Entries supplied
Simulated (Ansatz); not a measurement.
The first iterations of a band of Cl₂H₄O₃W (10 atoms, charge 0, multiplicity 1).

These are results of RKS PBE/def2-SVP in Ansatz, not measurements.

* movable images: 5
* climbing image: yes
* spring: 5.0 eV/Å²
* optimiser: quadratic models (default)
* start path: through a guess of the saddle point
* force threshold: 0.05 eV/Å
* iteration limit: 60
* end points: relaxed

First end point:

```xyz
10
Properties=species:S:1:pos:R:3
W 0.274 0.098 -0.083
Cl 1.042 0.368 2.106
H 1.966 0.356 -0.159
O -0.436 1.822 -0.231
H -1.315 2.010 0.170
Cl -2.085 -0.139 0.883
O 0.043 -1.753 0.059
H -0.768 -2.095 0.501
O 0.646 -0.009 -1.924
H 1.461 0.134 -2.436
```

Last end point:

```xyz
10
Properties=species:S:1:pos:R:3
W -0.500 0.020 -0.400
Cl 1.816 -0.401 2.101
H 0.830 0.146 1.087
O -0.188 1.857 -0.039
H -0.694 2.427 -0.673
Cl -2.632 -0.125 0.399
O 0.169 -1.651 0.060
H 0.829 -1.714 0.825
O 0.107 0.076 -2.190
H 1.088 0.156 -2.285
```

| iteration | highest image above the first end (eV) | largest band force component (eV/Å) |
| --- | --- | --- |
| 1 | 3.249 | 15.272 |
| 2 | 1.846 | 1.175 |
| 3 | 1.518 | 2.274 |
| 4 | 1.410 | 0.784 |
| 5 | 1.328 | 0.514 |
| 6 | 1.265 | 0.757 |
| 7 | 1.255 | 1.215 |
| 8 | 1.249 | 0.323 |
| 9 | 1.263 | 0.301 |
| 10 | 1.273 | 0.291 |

Work task
Exact reproduction of the listing above is required.

Answer area
Simulated (Ansatz); not a measurement.
The first iterations of a band of Cl₂H₄O₃W (10 atoms, charge 0, multiplicity 1).

These are results of RKS PBE/def2-SVP in Ansatz, not measurements.

* movable images: 5
* climbing image: yes
* spring: 5.0 eV/Å²
* optimiser: quadratic models (default)
* start path: through a guess of the saddle point
* force threshold: 0.05 eV/Å
* iteration limit: 60
* end points: relaxed

First end point:

```xyz
10
Properties=species:S:1:pos:R:3
W 0.274 0.098 -0.083
Cl 1.042 0.368 2.106
H 1.966 0.356 -0.159
O -0.436 1.822 -0.231
H -1.315 2.010 0.170
Cl -2.085 -0.139 0.883
O 0.043 -1.753 0.059
H -0.768 -2.095 0.501
O 0.646 -0.009 -1.924
H 1.461 0.134 -2.436
```

Last end point:

```xyz
10
Properties=species:S:1:pos:R:3
W -0.500 0.020 -0.400
Cl 1.816 -0.401 2.101
H 0.830 0.146 1.087
O -0.188 1.857 -0.039
H -0.694 2.427 -0.673
Cl -2.632 -0.125 0.399
O 0.169 -1.651 0.060
H 0.829 -1.714 0.825
O 0.107 0.076 -2.190
H 1.088 0.156 -2.285
```

| iteration | highest image above the first end (eV) | largest band force component (eV/Å) |
| --- | --- | --- |
| 1 | 3.249 | 15.272 |
| 2 | 1.846 | 1.175 |
| 3 | 1.518 | 2.274 |
| 4 | 1.410 | 0.784 |
| 5 | 1.328 | 0.514 |
| 6 | 1.265 | 0.757 |
| 7 | 1.255 | 1.215 |
| 8 | 1.249 | 0.323 |
| 9 | 1.263 | 0.301 |
| 10 | 1.273 | 0.291 |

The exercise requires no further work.